### [WORK ORDER]
For the data below, give again exactly the lines from the one containing "Result: -115.7474 hartree." through the one containing "Task: How many", both ends included, and no others.

--

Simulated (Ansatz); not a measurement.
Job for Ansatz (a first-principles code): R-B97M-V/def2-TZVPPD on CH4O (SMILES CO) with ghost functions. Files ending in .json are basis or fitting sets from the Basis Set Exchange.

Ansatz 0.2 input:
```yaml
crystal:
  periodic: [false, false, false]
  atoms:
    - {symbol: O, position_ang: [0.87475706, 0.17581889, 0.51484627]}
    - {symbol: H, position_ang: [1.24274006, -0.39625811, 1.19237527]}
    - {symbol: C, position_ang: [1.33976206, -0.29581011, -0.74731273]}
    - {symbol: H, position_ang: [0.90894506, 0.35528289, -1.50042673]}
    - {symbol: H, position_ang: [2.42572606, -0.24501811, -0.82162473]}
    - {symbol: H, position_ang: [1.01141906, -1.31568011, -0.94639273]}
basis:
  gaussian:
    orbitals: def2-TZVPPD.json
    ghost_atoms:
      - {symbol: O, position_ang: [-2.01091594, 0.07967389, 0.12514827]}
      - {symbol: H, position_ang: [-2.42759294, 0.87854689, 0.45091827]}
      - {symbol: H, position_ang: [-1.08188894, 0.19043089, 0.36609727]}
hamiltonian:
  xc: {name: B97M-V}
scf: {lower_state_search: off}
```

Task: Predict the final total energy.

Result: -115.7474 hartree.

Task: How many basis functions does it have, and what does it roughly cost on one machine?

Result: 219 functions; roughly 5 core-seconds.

--

### [ANSWER BOX]
Result: -115.7474 hartree.

Task: How many basis functions does it have, and what does it roughly cost on one machine?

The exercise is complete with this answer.